(Information shown Opens)

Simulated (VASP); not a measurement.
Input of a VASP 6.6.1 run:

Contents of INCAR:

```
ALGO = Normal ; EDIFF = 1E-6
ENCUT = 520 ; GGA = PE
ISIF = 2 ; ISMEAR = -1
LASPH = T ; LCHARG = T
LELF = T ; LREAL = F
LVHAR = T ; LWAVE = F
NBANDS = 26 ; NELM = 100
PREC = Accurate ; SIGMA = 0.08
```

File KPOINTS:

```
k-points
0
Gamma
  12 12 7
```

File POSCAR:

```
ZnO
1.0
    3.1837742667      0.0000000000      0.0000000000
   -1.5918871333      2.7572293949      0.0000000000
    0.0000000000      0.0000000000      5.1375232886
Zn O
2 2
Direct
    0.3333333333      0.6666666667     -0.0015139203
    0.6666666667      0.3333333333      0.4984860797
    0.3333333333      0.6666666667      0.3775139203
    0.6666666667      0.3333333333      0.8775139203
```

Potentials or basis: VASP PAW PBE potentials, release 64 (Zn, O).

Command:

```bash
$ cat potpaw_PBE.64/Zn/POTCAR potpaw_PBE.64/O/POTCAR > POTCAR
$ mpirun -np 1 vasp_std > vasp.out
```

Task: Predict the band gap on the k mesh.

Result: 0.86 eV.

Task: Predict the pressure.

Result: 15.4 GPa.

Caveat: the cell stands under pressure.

(Information shown Closes)

Exercise:
Copy out every entry, keeping each line exactly as it is.

Exercise solution:
Simulated (VASP); not a measurement.
Input of a VASP 6.6.1 run:

Contents of INCAR:

```
ALGO = Normal ; EDIFF = 1E-6
ENCUT = 520 ; GGA = PE
ISIF = 2 ; ISMEAR = -1
LASPH = T ; LCHARG = T
LELF = T ; LREAL = F
LVHAR = T ; LWAVE = F
NBANDS = 26 ; NELM = 100
PREC = Accurate ; SIGMA = 0.08
```

File KPOINTS:

```
k-points
0
Gamma
  12 12 7
```

File POSCAR:

```
ZnO
1.0
    3.1837742667      0.0000000000      0.0000000000
   -1.5918871333      2.7572293949      0.0000000000
    0.0000000000      0.0000000000      5.1375232886
Zn O
2 2
Direct
    0.3333333333      0.6666666667     -0.0015139203
    0.6666666667      0.3333333333      0.4984860797
    0.3333333333      0.6666666667      0.3775139203
    0.6666666667      0.3333333333      0.8775139203
```

Potentials or basis: VASP PAW PBE potentials, release 64 (Zn, O).

Command:

```bash
$ cat potpaw_PBE.64/Zn/POTCAR potpaw_PBE.64/O/POTCAR > POTCAR
$ mpirun -np 1 vasp_std > vasp.out
```

Task: Predict the band gap on the k mesh.

Result: 0.86 eV.

Task: Predict the pressure.

Result: 15.4 GPa.

Caveat: the cell stands under pressure.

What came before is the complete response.